[DATASET EXCERPTS — start]

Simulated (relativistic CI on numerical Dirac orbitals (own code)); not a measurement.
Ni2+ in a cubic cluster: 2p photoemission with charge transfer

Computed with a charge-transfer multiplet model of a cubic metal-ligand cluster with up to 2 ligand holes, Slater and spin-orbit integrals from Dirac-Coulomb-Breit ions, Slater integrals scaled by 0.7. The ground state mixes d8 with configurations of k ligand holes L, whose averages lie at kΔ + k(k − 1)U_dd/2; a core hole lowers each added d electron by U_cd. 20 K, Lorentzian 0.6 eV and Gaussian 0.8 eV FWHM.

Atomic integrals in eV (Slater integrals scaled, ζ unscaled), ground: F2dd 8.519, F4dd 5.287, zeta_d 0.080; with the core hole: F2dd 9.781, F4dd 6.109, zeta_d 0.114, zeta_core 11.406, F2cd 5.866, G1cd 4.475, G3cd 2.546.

[DATASET EXCERPTS — finish]

TASK ITEM:
Please output the records once more, exactly as they were written.

TASK SOLUTION:
Simulated (relativistic CI on numerical Dirac orbitals (own code)); not a measurement.
Ni2+ in a cubic cluster: 2p photoemission with charge transfer

Computed with a charge-transfer multiplet model of a cubic metal-ligand cluster with up to 2 ligand holes, Slater and spin-orbit integrals from Dirac-Coulomb-Breit ions, Slater integrals scaled by 0.7. The ground state mixes d8 with configurations of k ligand holes L, whose averages lie at kΔ + k(k − 1)U_dd/2; a core hole lowers each added d electron by U_cd. 20 K, Lorentzian 0.6 eV and Gaussian 0.8 eV FWHM.

Atomic integrals in eV (Slater integrals scaled, ζ unscaled), ground: F2dd 8.519, F4dd 5.287, zeta_d 0.080; with the core hole: F2dd 9.781, F4dd 6.109, zeta_d 0.114, zeta_core 11.406, F2cd 5.866, G1cd 4.475, G3cd 2.546.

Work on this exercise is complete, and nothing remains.